__________________________________________________

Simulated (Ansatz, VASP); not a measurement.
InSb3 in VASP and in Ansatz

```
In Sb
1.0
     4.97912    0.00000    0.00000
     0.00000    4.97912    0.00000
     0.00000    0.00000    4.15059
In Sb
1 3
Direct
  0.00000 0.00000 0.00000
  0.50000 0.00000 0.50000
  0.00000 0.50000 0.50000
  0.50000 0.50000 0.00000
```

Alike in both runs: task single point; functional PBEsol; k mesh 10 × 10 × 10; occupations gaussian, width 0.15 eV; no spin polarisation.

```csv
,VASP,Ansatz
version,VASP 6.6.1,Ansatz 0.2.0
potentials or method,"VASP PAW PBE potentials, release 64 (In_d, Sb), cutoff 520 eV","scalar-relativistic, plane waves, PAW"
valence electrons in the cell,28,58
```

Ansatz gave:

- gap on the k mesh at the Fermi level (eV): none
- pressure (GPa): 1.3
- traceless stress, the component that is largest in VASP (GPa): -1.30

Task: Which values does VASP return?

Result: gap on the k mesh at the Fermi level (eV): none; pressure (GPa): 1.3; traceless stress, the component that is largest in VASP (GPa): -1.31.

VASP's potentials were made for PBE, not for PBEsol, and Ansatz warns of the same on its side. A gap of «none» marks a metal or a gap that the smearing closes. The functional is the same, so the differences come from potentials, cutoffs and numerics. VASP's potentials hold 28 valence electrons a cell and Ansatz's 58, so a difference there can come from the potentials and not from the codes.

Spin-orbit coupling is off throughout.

__________________________________________________

Using only the entries above, output the line with "- pressure (GPa): 1.3", the line with "Result: gap on", and all lines between them, exactly as they stand.

- pressure (GPa): 1.3
- traceless stress, the component that is largest in VASP (GPa): -1.30

Task: Which values does VASP return?

Result: gap on the k mesh at the Fermi level (eV): none; pressure (GPa): 1.3; traceless stress, the component that is largest in VASP (GPa): -1.31.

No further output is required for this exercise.